> Requirement: Copy the entries exactly, through the "point with PBEsol**" line.

> Stored data:
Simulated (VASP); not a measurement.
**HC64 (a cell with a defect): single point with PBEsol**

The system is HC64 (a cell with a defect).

> Reply:
Simulated (VASP); not a measurement.
**HC64 (a cell with a defect): single point with PBEsol**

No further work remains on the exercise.